Requirement - All lines before the one containing "Problem. Estimate the band gap on the k mesh.", plus that line itself, are to be printed exactly as they appear below.

★ ★ ★ ★ ★
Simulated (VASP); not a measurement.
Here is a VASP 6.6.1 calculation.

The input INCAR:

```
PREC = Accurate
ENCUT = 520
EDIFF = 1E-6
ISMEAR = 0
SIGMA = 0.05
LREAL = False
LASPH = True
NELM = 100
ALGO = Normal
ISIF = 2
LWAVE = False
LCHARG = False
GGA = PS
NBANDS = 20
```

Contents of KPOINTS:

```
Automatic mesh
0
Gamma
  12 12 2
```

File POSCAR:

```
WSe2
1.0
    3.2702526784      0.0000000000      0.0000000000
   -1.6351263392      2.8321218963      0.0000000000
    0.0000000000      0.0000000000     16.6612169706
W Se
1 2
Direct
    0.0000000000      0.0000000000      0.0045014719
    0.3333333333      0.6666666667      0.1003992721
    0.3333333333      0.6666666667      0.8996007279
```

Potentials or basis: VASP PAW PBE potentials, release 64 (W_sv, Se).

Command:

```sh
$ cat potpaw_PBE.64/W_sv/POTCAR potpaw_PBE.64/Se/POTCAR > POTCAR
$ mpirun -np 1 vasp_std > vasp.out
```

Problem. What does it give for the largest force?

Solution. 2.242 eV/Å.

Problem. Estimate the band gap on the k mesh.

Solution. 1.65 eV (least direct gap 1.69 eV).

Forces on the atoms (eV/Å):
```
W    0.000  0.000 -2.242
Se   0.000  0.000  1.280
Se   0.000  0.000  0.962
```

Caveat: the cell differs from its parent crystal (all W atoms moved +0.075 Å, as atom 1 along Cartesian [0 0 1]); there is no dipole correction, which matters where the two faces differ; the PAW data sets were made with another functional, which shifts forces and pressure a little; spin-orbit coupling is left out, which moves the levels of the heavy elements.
★ ★ ★ ★ ★

Answer area -
Simulated (VASP); not a measurement.
Here is a VASP 6.6.1 calculation.

The input INCAR:

```
PREC = Accurate
ENCUT = 520
EDIFF = 1E-6
ISMEAR = 0
SIGMA = 0.05
LREAL = False
LASPH = True
NELM = 100
ALGO = Normal
ISIF = 2
LWAVE = False
LCHARG = False
GGA = PS
NBANDS = 20
```

Contents of KPOINTS:

```
Automatic mesh
0
Gamma
  12 12 2
```

File POSCAR:

```
WSe2
1.0
    3.2702526784      0.0000000000      0.0000000000
   -1.6351263392      2.8321218963      0.0000000000
    0.0000000000      0.0000000000     16.6612169706
W Se
1 2
Direct
    0.0000000000      0.0000000000      0.0045014719
    0.3333333333      0.6666666667      0.1003992721
    0.3333333333      0.6666666667      0.8996007279
```

Potentials or basis: VASP PAW PBE potentials, release 64 (W_sv, Se).

Command:

```sh
$ cat potpaw_PBE.64/W_sv/POTCAR potpaw_PBE.64/Se/POTCAR > POTCAR
$ mpirun -np 1 vasp_std > vasp.out
```

Problem. What does it give for the largest force?

Solution. 2.242 eV/Å.

Problem. Estimate the band gap on the k mesh.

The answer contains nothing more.